* _Assignment_
The full set of entries has to be output exactly.

= Beginning of Section =
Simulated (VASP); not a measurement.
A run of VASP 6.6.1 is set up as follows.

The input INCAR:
= End of Section =

* _Answer section_
Simulated (VASP); not a measurement.
A run of VASP 6.6.1 is set up as follows.

The input INCAR:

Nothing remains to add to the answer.